» Assignment
Every record below must be returned exactly as it was received.

» Given records
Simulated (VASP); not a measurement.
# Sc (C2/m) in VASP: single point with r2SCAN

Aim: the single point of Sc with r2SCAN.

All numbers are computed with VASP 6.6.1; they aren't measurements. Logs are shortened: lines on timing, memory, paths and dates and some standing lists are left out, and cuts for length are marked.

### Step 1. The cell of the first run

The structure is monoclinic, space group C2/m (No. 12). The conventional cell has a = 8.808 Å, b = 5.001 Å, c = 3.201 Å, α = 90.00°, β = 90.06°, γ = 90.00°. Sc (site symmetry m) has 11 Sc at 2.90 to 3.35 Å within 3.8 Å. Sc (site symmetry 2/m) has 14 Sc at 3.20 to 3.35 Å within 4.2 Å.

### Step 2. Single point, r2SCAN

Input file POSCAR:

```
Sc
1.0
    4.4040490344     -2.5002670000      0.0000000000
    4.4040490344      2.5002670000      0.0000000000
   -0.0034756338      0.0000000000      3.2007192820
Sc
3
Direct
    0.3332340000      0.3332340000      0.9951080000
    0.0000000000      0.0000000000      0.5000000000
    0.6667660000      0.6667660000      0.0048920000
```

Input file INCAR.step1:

» Solution
Simulated (VASP); not a measurement.
# Sc (C2/m) in VASP: single point with r2SCAN

Aim: the single point of Sc with r2SCAN.

All numbers are computed with VASP 6.6.1; they aren't measurements. Logs are shortened: lines on timing, memory, paths and dates and some standing lists are left out, and cuts for length are marked.

### Step 1. The cell of the first run

The structure is monoclinic, space group C2/m (No. 12). The conventional cell has a = 8.808 Å, b = 5.001 Å, c = 3.201 Å, α = 90.00°, β = 90.06°, γ = 90.00°. Sc (site symmetry m) has 11 Sc at 2.90 to 3.35 Å within 3.8 Å. Sc (site symmetry 2/m) has 14 Sc at 3.20 to 3.35 Å within 4.2 Å.

### Step 2. Single point, r2SCAN

Input file POSCAR:

```
Sc
1.0
    4.4040490344     -2.5002670000      0.0000000000
    4.4040490344      2.5002670000      0.0000000000
   -0.0034756338      0.0000000000      3.2007192820
Sc
3
Direct
    0.3332340000      0.3332340000      0.9951080000
    0.0000000000      0.0000000000      0.5000000000
    0.6667660000      0.6667660000      0.0048920000
```

Input file INCAR.step1:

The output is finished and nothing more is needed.